_RECORD EXCERPTS_
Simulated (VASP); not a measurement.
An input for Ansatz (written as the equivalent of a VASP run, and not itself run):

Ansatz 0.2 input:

_EXERCISE_
An exact restatement of all the entries above is needed.

_RESPONSE_
Simulated (VASP); not a measurement.
An input for Ansatz (written as the equivalent of a VASP run, and not itself run):

Ansatz 0.2 input:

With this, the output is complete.